| ASSIGNED TASK |
Repeat the entries below exactly. Begin with the first line and end with the line that contains "Method: Kohn-Sham DFT".

| MATERIAL SUPPLIED |

BEGIN

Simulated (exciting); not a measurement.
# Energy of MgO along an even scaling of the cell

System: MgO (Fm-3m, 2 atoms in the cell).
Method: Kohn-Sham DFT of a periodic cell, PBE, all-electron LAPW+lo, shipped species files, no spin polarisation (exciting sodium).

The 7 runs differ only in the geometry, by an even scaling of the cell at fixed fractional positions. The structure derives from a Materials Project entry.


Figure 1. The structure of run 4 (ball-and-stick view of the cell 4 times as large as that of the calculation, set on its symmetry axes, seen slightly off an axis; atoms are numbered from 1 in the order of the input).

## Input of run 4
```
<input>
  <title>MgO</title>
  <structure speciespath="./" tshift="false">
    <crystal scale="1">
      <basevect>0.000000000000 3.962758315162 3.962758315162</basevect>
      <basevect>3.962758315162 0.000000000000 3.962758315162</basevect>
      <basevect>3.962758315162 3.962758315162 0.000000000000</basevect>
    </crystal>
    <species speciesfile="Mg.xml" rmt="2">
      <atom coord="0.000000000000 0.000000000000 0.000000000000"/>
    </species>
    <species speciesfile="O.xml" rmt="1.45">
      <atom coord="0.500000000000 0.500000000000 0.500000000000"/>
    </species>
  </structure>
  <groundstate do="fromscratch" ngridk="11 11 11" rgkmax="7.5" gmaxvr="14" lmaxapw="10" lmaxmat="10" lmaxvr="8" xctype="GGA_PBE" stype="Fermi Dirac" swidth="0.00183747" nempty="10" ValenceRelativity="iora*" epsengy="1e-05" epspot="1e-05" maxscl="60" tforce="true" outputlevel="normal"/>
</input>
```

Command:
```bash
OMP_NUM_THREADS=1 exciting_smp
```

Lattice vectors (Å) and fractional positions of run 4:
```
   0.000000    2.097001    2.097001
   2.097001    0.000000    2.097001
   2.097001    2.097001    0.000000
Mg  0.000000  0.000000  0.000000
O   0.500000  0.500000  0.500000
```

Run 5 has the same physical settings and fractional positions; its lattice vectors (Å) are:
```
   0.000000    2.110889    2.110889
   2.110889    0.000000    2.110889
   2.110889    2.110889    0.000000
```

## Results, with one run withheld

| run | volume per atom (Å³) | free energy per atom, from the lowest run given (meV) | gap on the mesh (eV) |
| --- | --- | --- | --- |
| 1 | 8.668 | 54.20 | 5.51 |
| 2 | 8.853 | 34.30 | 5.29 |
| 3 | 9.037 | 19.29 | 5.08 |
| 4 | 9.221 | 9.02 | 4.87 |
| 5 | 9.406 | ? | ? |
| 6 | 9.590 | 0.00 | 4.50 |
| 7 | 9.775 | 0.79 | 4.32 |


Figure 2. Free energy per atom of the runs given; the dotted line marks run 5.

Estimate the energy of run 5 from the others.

END

| TASK ANSWER |
Simulated (exciting); not a measurement.
# Energy of MgO along an even scaling of the cell

System: MgO (Fm-3m, 2 atoms in the cell).
Method: Kohn-Sham DFT of a periodic cell, PBE, all-electron LAPW+lo, shipped species files, no spin polarisation (exciting sodium).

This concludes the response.